Top of Extracted data

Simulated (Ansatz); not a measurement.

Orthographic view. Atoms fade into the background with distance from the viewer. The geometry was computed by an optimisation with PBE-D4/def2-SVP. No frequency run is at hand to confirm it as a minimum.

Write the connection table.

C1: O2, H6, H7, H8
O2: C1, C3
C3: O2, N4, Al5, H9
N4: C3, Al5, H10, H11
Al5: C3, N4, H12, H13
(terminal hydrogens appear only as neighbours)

Bottom of Extracted data

→ Brief
Taking the entries above, write out exactly the lines starting with the line containing "N4: C3, Al5, H10, H11" and going on through the line containing "Al5: C3, N4, H12, H13", both included, and nothing else.

→ Answer box
N4: C3, Al5, H10, H11
Al5: C3, N4, H12, H13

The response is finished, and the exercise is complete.